**Required action**
Restrict the output to the lines below starting at the one that contains "are left out." and ending at the one that contains "domains correspond to?**", and restate them word for word, both ends included.

**Extracted material**
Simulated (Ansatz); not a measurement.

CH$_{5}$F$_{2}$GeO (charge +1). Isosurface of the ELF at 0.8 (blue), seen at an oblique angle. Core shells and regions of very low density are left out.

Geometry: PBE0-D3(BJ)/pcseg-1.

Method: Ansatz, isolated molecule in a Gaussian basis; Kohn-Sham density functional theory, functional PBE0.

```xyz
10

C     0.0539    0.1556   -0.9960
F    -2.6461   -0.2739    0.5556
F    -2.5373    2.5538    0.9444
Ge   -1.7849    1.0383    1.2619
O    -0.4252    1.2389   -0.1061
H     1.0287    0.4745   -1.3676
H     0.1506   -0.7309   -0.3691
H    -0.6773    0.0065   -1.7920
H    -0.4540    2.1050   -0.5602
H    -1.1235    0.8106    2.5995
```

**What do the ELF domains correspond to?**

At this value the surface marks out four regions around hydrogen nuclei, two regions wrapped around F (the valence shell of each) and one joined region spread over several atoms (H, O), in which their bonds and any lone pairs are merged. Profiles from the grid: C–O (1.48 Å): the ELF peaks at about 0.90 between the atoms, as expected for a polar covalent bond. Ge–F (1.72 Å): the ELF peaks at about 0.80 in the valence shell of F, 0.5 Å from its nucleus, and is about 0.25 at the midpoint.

**Result**
CH$_{5}$F$_{2}$GeO (charge +1). Isosurface of the ELF at 0.8 (blue), seen at an oblique angle. Core shells and regions of very low density are left out.

Geometry: PBE0-D3(BJ)/pcseg-1.

Method: Ansatz, isolated molecule in a Gaussian basis; Kohn-Sham density functional theory, functional PBE0.

```xyz
10

C     0.0539    0.1556   -0.9960
F    -2.6461   -0.2739    0.5556
F    -2.5373    2.5538    0.9444
Ge   -1.7849    1.0383    1.2619
O    -0.4252    1.2389   -0.1061
H     1.0287    0.4745   -1.3676
H     0.1506   -0.7309   -0.3691
H    -0.6773    0.0065   -1.7920
H    -0.4540    2.1050   -0.5602
H    -1.1235    0.8106    2.5995
```

**What do the ELF domains correspond to?**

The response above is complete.